▸ **GIVEN INFORMATION**
⟨

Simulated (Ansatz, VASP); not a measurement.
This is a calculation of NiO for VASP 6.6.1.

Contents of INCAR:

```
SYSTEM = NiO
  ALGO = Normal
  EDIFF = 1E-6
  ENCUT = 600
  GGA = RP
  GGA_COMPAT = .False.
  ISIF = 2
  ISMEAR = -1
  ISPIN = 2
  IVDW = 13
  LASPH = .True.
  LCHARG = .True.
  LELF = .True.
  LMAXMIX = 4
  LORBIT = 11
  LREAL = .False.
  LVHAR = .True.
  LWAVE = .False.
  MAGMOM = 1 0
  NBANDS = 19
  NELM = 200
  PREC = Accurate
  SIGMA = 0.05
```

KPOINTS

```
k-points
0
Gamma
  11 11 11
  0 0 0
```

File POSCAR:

⟩

▸ **ASSIGNMENT**
Please reproduce the material in its entirety, exactly as it stands.

▸ **EXERCISE ANSWER**
Simulated (Ansatz, VASP); not a measurement.
This is a calculation of NiO for VASP 6.6.1.

Contents of INCAR:

```
SYSTEM = NiO
  ALGO = Normal
  EDIFF = 1E-6
  ENCUT = 600
  GGA = RP
  GGA_COMPAT = .False.
  ISIF = 2
  ISMEAR = -1
  ISPIN = 2
  IVDW = 13
  LASPH = .True.
  LCHARG = .True.
  LELF = .True.
  LMAXMIX = 4
  LORBIT = 11
  LREAL = .False.
  LVHAR = .True.
  LWAVE = .False.
  MAGMOM = 1 0
  NBANDS = 19
  NELM = 200
  PREC = Accurate
  SIGMA = 0.05
```

KPOINTS

```
k-points
0
Gamma
  11 11 11
  0 0 0
```

File POSCAR:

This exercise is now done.